[DATA SECTION]

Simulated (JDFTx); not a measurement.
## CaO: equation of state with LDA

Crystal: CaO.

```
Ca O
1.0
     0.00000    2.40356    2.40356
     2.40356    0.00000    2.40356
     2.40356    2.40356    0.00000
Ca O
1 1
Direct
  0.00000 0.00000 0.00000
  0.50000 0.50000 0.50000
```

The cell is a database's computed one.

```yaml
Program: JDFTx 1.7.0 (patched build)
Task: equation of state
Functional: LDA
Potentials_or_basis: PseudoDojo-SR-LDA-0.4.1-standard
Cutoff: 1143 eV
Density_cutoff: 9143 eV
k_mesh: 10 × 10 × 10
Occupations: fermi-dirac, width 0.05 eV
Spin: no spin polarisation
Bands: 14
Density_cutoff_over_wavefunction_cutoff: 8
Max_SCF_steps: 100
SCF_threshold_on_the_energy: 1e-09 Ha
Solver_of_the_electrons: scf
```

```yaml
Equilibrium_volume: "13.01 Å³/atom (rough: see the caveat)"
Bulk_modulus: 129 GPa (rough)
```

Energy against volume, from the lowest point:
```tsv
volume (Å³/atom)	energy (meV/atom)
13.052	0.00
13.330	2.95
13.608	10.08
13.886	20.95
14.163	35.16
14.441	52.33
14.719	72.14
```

[/DATA SECTION]

Transcribe, exactly as written, all lines of the entries above from the first to the one containing "The cell is a database's computed one.", and no more.

▸ WRITTEN SOLUTION
Simulated (JDFTx); not a measurement.
## CaO: equation of state with LDA

Crystal: CaO.

```
Ca O
1.0
     0.00000    2.40356    2.40356
     2.40356    0.00000    2.40356
     2.40356    2.40356    0.00000
Ca O
1 1
Direct
  0.00000 0.00000 0.00000
  0.50000 0.50000 0.50000
```

The cell is a database's computed one.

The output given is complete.